Please repeat the lines below exactly. Begin with the line containing "These lifetimes count" and go on through the line containing "Solution. 7.460 eV".

^^^^^^^^^^^^^^^^

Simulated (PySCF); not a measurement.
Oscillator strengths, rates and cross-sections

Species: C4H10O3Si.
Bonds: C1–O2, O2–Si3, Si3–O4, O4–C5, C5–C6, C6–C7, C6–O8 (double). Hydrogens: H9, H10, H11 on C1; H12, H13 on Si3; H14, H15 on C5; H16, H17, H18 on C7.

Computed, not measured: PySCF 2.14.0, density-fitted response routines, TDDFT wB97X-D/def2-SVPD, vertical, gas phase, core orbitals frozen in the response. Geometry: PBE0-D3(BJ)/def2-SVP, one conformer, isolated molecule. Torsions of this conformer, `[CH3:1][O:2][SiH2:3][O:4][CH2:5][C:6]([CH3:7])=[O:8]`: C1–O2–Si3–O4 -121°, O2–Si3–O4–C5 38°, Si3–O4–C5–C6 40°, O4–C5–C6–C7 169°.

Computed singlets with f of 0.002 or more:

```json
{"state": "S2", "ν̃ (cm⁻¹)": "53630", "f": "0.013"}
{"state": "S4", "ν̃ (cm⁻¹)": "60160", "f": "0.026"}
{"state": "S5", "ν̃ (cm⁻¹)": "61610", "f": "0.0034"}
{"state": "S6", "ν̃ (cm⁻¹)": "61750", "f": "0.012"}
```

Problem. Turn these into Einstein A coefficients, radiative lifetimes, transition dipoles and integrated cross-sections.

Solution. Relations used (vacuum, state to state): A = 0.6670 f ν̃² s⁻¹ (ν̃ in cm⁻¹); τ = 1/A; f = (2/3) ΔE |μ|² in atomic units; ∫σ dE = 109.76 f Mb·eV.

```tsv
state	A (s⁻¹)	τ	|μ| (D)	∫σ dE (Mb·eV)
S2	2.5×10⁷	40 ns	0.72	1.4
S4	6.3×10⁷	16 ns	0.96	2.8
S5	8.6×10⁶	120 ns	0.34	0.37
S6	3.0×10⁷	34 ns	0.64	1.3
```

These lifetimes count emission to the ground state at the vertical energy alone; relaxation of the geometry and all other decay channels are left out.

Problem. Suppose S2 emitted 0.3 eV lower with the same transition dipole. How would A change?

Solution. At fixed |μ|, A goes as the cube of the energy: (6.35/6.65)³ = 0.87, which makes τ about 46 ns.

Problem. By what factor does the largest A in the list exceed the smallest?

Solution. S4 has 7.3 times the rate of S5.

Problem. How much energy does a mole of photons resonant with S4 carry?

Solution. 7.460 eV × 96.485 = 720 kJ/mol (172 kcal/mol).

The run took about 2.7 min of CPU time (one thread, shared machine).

^^^^^^^^^^^^^^^^

§ Exercise answer:
These lifetimes count emission to the ground state at the vertical energy alone; relaxation of the geometry and all other decay channels are left out.

Problem. Suppose S2 emitted 0.3 eV lower with the same transition dipole. How would A change?

Solution. At fixed |μ|, A goes as the cube of the energy: (6.35/6.65)³ = 0.87, which makes τ about 46 ns.

Problem. By what factor does the largest A in the list exceed the smallest?

Solution. S4 has 7.3 times the rate of S5.

Problem. How much energy does a mole of photons resonant with S4 carry?

Solution. 7.460 eV × 96.485 = 720 kJ/mol (172 kcal/mol).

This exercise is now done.